Assignment
Only certain lines below are wanted: those starting at the line containing "Bader charges (e)?" and ending at the line containing "the cell) -0.31.", both included, each retyped exactly.

--------------------------------
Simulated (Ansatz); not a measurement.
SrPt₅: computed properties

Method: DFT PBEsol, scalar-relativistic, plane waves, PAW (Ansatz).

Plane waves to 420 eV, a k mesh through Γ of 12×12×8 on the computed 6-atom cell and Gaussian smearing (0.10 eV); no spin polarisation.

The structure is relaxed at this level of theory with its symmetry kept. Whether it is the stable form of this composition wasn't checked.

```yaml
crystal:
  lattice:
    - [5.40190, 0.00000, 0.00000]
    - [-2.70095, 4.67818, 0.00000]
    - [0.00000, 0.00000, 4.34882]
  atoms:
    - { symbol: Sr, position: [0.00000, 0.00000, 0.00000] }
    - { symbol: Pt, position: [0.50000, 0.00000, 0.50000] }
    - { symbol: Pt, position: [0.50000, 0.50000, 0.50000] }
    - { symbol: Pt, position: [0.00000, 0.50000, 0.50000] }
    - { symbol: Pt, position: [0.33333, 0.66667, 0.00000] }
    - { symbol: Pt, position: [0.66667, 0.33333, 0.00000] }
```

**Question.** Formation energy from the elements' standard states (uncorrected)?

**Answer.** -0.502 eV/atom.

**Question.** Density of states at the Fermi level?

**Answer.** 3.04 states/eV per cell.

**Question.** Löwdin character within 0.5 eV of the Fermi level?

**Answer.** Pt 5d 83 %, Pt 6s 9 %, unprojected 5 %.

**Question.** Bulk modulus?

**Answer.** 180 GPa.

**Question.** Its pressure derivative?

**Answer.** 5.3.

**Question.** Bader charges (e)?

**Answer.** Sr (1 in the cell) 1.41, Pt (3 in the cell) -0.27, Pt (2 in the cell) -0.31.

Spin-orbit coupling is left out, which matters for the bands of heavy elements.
--------------------------------

Exercise answer
**Question.** Bader charges (e)?

**Answer.** Sr (1 in the cell) 1.41, Pt (3 in the cell) -0.27, Pt (2 in the cell) -0.31.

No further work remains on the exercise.